- _Required action_: Which lines run from the line with "All numbers below" through the line with "Question: Where does" in the entries below? Print them exactly, both ends included, and nothing more.

- _Dataset excerpts_:
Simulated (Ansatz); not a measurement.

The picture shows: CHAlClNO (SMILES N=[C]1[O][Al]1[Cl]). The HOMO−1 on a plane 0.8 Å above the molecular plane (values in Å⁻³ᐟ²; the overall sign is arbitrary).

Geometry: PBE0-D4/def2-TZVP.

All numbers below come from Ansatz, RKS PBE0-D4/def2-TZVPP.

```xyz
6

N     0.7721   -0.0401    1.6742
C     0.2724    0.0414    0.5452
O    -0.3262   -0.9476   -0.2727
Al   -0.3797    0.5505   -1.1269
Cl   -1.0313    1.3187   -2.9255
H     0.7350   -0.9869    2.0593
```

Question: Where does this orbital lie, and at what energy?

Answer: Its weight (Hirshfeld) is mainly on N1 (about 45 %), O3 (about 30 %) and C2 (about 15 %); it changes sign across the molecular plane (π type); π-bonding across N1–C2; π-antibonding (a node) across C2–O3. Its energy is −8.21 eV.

- _Reply_:
All numbers below come from Ansatz, RKS PBE0-D4/def2-TZVPP.

```xyz
6

N     0.7721   -0.0401    1.6742
C     0.2724    0.0414    0.5452
O    -0.3262   -0.9476   -0.2727
Al   -0.3797    0.5505   -1.1269
Cl   -1.0313    1.3187   -2.9255
H     0.7350   -0.9869    2.0593
```

Question: Where does this orbital lie, and at what energy?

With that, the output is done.